§ §
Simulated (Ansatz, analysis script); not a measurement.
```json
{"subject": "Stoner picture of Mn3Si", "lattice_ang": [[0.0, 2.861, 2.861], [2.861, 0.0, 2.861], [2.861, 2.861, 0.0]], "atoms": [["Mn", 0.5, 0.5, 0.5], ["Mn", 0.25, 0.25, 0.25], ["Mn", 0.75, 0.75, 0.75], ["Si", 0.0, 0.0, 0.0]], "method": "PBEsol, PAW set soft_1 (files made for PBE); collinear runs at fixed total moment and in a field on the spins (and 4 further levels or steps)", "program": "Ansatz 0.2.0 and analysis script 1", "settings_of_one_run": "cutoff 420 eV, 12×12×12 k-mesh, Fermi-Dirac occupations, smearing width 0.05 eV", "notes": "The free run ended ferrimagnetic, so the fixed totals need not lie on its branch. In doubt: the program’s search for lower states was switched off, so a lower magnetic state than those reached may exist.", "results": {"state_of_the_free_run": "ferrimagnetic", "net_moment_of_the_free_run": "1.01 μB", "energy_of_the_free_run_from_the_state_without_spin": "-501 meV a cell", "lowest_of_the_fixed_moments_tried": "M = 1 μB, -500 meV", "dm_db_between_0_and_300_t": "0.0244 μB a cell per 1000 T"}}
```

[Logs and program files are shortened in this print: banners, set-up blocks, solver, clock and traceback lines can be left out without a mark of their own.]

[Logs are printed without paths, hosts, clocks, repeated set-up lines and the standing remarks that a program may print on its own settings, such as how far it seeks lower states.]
§ §

▶ Brief
Up to and including the line with "[Logs and program", reproduce the material above exactly as it appears, starting from its first line.

▶ Task output
Simulated (Ansatz, analysis script); not a measurement.
```json
{"subject": "Stoner picture of Mn3Si", "lattice_ang": [[0.0, 2.861, 2.861], [2.861, 0.0, 2.861], [2.861, 2.861, 0.0]], "atoms": [["Mn", 0.5, 0.5, 0.5], ["Mn", 0.25, 0.25, 0.25], ["Mn", 0.75, 0.75, 0.75], ["Si", 0.0, 0.0, 0.0]], "method": "PBEsol, PAW set soft_1 (files made for PBE); collinear runs at fixed total moment and in a field on the spins (and 4 further levels or steps)", "program": "Ansatz 0.2.0 and analysis script 1", "settings_of_one_run": "cutoff 420 eV, 12×12×12 k-mesh, Fermi-Dirac occupations, smearing width 0.05 eV", "notes": "The free run ended ferrimagnetic, so the fixed totals need not lie on its branch. In doubt: the program’s search for lower states was switched off, so a lower magnetic state than those reached may exist.", "results": {"state_of_the_free_run": "ferrimagnetic", "net_moment_of_the_free_run": "1.01 μB", "energy_of_the_free_run_from_the_state_without_spin": "-501 meV a cell", "lowest_of_the_fixed_moments_tried": "M = 1 μB, -500 meV", "dm_db_between_0_and_300_t": "0.0244 μB a cell per 1000 T"}}
```

[Logs and program files are shortened in this print: banners, set-up blocks, solver, clock and traceback lines can be left out without a mark of their own.]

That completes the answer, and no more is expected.